* ACTIVITY: Copy each line of the records below, from the first through the one that contains "Result: 5.86 Å³/atom.", exactly as written.

* SUPPLIED ENTRIES:
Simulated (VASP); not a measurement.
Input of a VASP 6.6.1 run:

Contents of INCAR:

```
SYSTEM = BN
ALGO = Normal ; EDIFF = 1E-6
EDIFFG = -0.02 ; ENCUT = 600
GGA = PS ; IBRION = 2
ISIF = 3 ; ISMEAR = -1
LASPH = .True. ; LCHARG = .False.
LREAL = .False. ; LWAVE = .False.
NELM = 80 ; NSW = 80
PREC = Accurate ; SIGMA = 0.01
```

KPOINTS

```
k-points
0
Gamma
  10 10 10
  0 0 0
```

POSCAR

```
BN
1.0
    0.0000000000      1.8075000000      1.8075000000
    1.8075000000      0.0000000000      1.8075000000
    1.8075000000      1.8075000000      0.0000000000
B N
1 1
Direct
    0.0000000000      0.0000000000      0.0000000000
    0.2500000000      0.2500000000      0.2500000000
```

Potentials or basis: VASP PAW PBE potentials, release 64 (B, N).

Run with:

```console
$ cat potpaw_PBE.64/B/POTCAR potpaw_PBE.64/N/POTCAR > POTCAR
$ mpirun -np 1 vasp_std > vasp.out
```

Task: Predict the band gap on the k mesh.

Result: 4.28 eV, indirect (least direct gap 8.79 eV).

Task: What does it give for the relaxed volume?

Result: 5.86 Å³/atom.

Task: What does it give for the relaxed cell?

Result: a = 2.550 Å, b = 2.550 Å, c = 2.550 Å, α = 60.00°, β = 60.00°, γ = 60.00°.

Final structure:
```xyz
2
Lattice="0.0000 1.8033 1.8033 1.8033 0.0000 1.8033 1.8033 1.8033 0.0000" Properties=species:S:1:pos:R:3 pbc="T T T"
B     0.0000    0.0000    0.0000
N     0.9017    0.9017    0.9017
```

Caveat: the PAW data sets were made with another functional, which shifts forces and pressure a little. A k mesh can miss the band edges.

* TASK RESPONSE:
Simulated (VASP); not a measurement.
Input of a VASP 6.6.1 run:

Contents of INCAR:

```
SYSTEM = BN
ALGO = Normal ; EDIFF = 1E-6
EDIFFG = -0.02 ; ENCUT = 600
GGA = PS ; IBRION = 2
ISIF = 3 ; ISMEAR = -1
LASPH = .True. ; LCHARG = .False.
LREAL = .False. ; LWAVE = .False.
NELM = 80 ; NSW = 80
PREC = Accurate ; SIGMA = 0.01
```

KPOINTS

```
k-points
0
Gamma
  10 10 10
  0 0 0
```

POSCAR

```
BN
1.0
    0.0000000000      1.8075000000      1.8075000000
    1.8075000000      0.0000000000      1.8075000000
    1.8075000000      1.8075000000      0.0000000000
B N
1 1
Direct
    0.0000000000      0.0000000000      0.0000000000
    0.2500000000      0.2500000000      0.2500000000
```

Potentials or basis: VASP PAW PBE potentials, release 64 (B, N).

Run with:

```console
$ cat potpaw_PBE.64/B/POTCAR potpaw_PBE.64/N/POTCAR > POTCAR
$ mpirun -np 1 vasp_std > vasp.out
```

Task: Predict the band gap on the k mesh.

Result: 4.28 eV, indirect (least direct gap 8.79 eV).

Task: What does it give for the relaxed volume?

Result: 5.86 Å³/atom.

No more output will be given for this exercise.